_PROVIDED MATERIAL_.
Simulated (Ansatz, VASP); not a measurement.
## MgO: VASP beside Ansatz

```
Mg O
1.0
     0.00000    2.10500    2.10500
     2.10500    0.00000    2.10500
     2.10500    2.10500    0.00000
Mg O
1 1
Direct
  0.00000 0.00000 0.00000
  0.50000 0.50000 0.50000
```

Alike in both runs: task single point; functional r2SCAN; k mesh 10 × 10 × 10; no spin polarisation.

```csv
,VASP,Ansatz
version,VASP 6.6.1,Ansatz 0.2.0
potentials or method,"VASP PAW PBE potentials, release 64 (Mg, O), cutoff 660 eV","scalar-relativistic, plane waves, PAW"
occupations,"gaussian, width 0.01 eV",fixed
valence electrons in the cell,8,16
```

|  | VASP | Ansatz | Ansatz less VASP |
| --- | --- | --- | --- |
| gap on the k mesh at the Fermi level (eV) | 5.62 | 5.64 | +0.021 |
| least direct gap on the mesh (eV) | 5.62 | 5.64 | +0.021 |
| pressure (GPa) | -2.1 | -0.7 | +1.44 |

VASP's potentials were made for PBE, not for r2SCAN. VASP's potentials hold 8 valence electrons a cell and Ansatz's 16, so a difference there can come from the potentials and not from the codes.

_EXERCISE_. Reproduce exactly the entries above, limited to the lines from the one with "Alike in both" through the one with "-0.7 | +1.44 |", both included.

_WRITTEN ANSWER_.
Alike in both runs: task single point; functional r2SCAN; k mesh 10 × 10 × 10; no spin polarisation.

```csv
,VASP,Ansatz
version,VASP 6.6.1,Ansatz 0.2.0
potentials or method,"VASP PAW PBE potentials, release 64 (Mg, O), cutoff 660 eV","scalar-relativistic, plane waves, PAW"
occupations,"gaussian, width 0.01 eV",fixed
valence electrons in the cell,8,16
```

|  | VASP | Ansatz | Ansatz less VASP |
| --- | --- | --- | --- |
| gap on the k mesh at the Fermi level (eV) | 5.62 | 5.64 | +0.021 |
| least direct gap on the mesh (eV) | 5.62 | 5.64 | +0.021 |
| pressure (GPa) | -2.1 | -0.7 | +1.44 |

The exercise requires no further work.